▸ **Action item**:
I would like every record below transcribed exactly as it is.

──────

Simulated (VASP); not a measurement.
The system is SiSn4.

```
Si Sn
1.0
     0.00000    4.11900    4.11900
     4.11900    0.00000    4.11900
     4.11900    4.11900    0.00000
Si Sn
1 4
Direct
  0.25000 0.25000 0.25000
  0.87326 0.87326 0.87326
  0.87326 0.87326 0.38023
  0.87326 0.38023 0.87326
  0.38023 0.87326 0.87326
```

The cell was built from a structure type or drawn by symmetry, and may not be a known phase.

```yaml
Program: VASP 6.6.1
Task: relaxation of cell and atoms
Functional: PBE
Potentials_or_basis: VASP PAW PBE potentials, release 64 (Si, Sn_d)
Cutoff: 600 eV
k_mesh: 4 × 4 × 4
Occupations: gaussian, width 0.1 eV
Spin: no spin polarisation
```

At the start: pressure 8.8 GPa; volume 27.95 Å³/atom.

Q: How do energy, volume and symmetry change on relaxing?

──────

▸ **Expected answer**:
Simulated (VASP); not a measurement.
The system is SiSn4.

```
Si Sn
1.0
     0.00000    4.11900    4.11900
     4.11900    0.00000    4.11900
     4.11900    4.11900    0.00000
Si Sn
1 4
Direct
  0.25000 0.25000 0.25000
  0.87326 0.87326 0.87326
  0.87326 0.87326 0.38023
  0.87326 0.38023 0.87326
  0.38023 0.87326 0.87326
```

The cell was built from a structure type or drawn by symmetry, and may not be a known phase.

```yaml
Program: VASP 6.6.1
Task: relaxation of cell and atoms
Functional: PBE
Potentials_or_basis: VASP PAW PBE potentials, release 64 (Si, Sn_d)
Cutoff: 600 eV
k_mesh: 4 × 4 × 4
Occupations: gaussian, width 0.1 eV
Spin: no spin polarisation
```

At the start: pressure 8.8 GPa; volume 27.95 Å³/atom.

Q: How do energy, volume and symmetry change on relaxing?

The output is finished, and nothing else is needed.